> [Requirement]
Reproduce the full listing that appears beneath this instruction exactly.

> [Data shown]
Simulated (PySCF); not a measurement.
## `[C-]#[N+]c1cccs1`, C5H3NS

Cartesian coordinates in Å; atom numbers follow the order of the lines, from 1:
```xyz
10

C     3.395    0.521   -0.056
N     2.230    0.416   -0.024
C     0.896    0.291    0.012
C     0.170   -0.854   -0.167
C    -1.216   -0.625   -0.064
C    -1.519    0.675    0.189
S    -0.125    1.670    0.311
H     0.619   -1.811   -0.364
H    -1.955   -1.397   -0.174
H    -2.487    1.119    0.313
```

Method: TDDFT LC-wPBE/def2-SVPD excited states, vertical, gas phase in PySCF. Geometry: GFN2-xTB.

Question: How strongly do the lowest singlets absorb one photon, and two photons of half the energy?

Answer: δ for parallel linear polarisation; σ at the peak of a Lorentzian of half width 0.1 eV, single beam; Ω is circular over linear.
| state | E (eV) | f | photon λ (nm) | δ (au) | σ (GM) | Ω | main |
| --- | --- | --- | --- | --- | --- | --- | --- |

> [Expected answer]
Simulated (PySCF); not a measurement.
## `[C-]#[N+]c1cccs1`, C5H3NS

Cartesian coordinates in Å; atom numbers follow the order of the lines, from 1:
```xyz
10

C     3.395    0.521   -0.056
N     2.230    0.416   -0.024
C     0.896    0.291    0.012
C     0.170   -0.854   -0.167
C    -1.216   -0.625   -0.064
C    -1.519    0.675    0.189
S    -0.125    1.670    0.311
H     0.619   -1.811   -0.364
H    -1.955   -1.397   -0.174
H    -2.487    1.119    0.313
```

Method: TDDFT LC-wPBE/def2-SVPD excited states, vertical, gas phase in PySCF. Geometry: GFN2-xTB.

Question: How strongly do the lowest singlets absorb one photon, and two photons of half the energy?

Answer: δ for parallel linear polarisation; σ at the peak of a Lorentzian of half width 0.1 eV, single beam; Ω is circular over linear.
| state | E (eV) | f | photon λ (nm) | δ (au) | σ (GM) | Ω | main |
| --- | --- | --- | --- | --- | --- | --- | --- |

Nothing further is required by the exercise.